Work order: Repeat, exactly as written, the lines of the records below from the first through the line with "Over 25 steps", but none past it.

*** Record excerpts ***

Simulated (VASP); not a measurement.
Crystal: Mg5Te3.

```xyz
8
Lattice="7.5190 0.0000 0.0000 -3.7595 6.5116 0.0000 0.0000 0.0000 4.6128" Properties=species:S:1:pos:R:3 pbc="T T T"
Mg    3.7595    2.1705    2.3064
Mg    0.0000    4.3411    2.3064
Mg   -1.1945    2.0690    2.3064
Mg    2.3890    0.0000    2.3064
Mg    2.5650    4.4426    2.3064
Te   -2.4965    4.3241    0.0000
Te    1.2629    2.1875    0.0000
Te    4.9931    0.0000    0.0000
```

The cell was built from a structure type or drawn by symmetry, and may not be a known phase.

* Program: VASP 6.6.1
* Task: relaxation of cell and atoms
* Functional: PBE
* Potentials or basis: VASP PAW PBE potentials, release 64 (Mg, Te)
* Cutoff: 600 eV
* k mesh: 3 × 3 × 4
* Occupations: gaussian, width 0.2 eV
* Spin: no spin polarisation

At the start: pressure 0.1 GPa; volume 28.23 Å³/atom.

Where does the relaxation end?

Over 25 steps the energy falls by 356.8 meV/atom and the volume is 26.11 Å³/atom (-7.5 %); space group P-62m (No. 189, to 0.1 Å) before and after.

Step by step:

*** End of Record excerpts ***

Answer area:
Simulated (VASP); not a measurement.
Crystal: Mg5Te3.

```xyz
8
Lattice="7.5190 0.0000 0.0000 -3.7595 6.5116 0.0000 0.0000 0.0000 4.6128" Properties=species:S:1:pos:R:3 pbc="T T T"
Mg    3.7595    2.1705    2.3064
Mg    0.0000    4.3411    2.3064
Mg   -1.1945    2.0690    2.3064
Mg    2.3890    0.0000    2.3064
Mg    2.5650    4.4426    2.3064
Te   -2.4965    4.3241    0.0000
Te    1.2629    2.1875    0.0000
Te    4.9931    0.0000    0.0000
```

The cell was built from a structure type or drawn by symmetry, and may not be a known phase.

* Program: VASP 6.6.1
* Task: relaxation of cell and atoms
* Functional: PBE
* Potentials or basis: VASP PAW PBE potentials, release 64 (Mg, Te)
* Cutoff: 600 eV
* k mesh: 3 × 3 × 4
* Occupations: gaussian, width 0.2 eV
* Spin: no spin polarisation

At the start: pressure 0.1 GPa; volume 28.23 Å³/atom.

Where does the relaxation end?

Over 25 steps the energy falls by 356.8 meV/atom and the volume is 26.11 Å³/atom (-7.5 %); space group P-62m (No. 189, to 0.1 Å) before and after.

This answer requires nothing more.